__________

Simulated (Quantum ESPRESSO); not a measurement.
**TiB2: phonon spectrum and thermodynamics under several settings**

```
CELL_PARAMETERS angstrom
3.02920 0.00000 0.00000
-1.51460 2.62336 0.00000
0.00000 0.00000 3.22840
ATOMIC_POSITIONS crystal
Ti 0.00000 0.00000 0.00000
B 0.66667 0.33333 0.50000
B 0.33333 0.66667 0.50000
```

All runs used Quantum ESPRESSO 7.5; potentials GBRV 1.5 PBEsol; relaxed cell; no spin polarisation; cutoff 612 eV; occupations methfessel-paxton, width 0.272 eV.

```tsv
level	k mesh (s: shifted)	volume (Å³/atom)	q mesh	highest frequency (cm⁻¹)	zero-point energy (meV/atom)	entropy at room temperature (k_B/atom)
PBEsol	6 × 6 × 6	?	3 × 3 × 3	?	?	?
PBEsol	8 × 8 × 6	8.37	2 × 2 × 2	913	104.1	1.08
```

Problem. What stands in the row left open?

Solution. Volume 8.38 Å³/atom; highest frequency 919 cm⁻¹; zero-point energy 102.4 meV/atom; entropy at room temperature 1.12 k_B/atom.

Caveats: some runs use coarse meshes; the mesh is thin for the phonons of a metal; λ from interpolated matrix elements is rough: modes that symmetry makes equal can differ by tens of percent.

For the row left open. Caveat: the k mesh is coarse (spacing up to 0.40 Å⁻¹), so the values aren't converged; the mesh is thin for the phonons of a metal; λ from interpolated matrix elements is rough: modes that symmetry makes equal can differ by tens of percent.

__________

§ **Work order**
Print the entries exactly. Include every one.

§ **Answer area**
Simulated (Quantum ESPRESSO); not a measurement.
**TiB2: phonon spectrum and thermodynamics under several settings**

```
CELL_PARAMETERS angstrom
3.02920 0.00000 0.00000
-1.51460 2.62336 0.00000
0.00000 0.00000 3.22840
ATOMIC_POSITIONS crystal
Ti 0.00000 0.00000 0.00000
B 0.66667 0.33333 0.50000
B 0.33333 0.66667 0.50000
```

All runs used Quantum ESPRESSO 7.5; potentials GBRV 1.5 PBEsol; relaxed cell; no spin polarisation; cutoff 612 eV; occupations methfessel-paxton, width 0.272 eV.

```tsv
level	k mesh (s: shifted)	volume (Å³/atom)	q mesh	highest frequency (cm⁻¹)	zero-point energy (meV/atom)	entropy at room temperature (k_B/atom)
PBEsol	6 × 6 × 6	?	3 × 3 × 3	?	?	?
PBEsol	8 × 8 × 6	8.37	2 × 2 × 2	913	104.1	1.08
```

Problem. What stands in the row left open?

Solution. Volume 8.38 Å³/atom; highest frequency 919 cm⁻¹; zero-point energy 102.4 meV/atom; entropy at room temperature 1.12 k_B/atom.

Caveats: some runs use coarse meshes; the mesh is thin for the phonons of a metal; λ from interpolated matrix elements is rough: modes that symmetry makes equal can differ by tens of percent.

For the row left open. Caveat: the k mesh is coarse (spacing up to 0.40 Å⁻¹), so the values aren't converged; the mesh is thin for the phonons of a metal; λ from interpolated matrix elements is rough: modes that symmetry makes equal can differ by tens of percent.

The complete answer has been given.